__Requirement__.
Take the records below from their first line to the line with "(1) 5.857 eV", and restate those lines word for word.

__Exercise data__.
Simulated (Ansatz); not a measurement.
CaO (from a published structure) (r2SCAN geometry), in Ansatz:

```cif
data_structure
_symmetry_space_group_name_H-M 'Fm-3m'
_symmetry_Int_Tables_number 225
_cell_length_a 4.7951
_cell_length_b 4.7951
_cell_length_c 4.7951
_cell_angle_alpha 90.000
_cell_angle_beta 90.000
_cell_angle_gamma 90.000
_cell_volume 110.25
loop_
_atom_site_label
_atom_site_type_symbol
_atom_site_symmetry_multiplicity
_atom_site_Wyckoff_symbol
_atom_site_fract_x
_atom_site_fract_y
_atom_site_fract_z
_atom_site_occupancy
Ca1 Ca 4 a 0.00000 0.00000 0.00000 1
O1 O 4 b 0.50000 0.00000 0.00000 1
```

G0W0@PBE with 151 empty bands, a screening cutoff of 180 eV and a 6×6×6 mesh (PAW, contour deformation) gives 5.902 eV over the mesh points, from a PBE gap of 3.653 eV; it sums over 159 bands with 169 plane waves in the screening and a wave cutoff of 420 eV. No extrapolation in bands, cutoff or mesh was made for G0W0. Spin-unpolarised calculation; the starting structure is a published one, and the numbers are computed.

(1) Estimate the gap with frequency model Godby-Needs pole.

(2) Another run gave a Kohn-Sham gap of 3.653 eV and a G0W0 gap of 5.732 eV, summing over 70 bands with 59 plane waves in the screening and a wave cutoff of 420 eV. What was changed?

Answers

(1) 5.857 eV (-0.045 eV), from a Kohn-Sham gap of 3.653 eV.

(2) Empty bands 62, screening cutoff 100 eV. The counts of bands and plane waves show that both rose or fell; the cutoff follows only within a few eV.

__Result__.
Simulated (Ansatz); not a measurement.
CaO (from a published structure) (r2SCAN geometry), in Ansatz:

```cif
data_structure
_symmetry_space_group_name_H-M 'Fm-3m'
_symmetry_Int_Tables_number 225
_cell_length_a 4.7951
_cell_length_b 4.7951
_cell_length_c 4.7951
_cell_angle_alpha 90.000
_cell_angle_beta 90.000
_cell_angle_gamma 90.000
_cell_volume 110.25
loop_
_atom_site_label
_atom_site_type_symbol
_atom_site_symmetry_multiplicity
_atom_site_Wyckoff_symbol
_atom_site_fract_x
_atom_site_fract_y
_atom_site_fract_z
_atom_site_occupancy
Ca1 Ca 4 a 0.00000 0.00000 0.00000 1
O1 O 4 b 0.50000 0.00000 0.00000 1
```

G0W0@PBE with 151 empty bands, a screening cutoff of 180 eV and a 6×6×6 mesh (PAW, contour deformation) gives 5.902 eV over the mesh points, from a PBE gap of 3.653 eV; it sums over 159 bands with 169 plane waves in the screening and a wave cutoff of 420 eV. No extrapolation in bands, cutoff or mesh was made for G0W0. Spin-unpolarised calculation; the starting structure is a published one, and the numbers are computed.

(1) Estimate the gap with frequency model Godby-Needs pole.

(2) Another run gave a Kohn-Sham gap of 3.653 eV and a G0W0 gap of 5.732 eV, summing over 70 bands with 59 plane waves in the screening and a wave cutoff of 420 eV. What was changed?

Answers

(1) 5.857 eV (-0.045 eV), from a Kohn-Sham gap of 3.653 eV.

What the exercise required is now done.